→ WORK REQUEST
In the entries below, find the line with "Task: Complete the table." and the line with "- O1/O3: 145.3 ppm, oxygen bonded to B, H". Reproduce those two lines and every line between them exactly, and nothing more.

=== Section Start ===

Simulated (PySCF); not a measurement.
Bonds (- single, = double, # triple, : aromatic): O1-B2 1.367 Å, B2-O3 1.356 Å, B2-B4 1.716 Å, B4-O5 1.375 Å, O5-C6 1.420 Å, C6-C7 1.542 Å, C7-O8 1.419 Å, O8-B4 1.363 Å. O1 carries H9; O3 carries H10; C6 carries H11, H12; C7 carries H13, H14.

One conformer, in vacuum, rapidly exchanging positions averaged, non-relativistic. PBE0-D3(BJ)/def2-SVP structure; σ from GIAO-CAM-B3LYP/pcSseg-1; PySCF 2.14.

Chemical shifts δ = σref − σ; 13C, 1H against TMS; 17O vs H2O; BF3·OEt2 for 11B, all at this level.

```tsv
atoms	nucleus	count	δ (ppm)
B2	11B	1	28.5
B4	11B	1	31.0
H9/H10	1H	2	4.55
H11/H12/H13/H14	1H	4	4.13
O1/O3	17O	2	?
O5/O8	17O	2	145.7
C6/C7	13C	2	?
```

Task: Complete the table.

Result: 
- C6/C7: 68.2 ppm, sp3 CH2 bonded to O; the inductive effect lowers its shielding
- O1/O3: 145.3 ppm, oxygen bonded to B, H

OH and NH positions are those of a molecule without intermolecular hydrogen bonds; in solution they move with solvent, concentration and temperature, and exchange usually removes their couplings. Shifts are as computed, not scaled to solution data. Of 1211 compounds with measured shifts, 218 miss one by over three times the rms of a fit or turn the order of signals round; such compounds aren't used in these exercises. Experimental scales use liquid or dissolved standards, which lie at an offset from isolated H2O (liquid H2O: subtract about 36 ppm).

=== Section End ===

→ RESULT
Task: Complete the table.

Result: 
- C6/C7: 68.2 ppm, sp3 CH2 bonded to O; the inductive effect lowers its shielding
- O1/O3: 145.3 ppm, oxygen bonded to B, H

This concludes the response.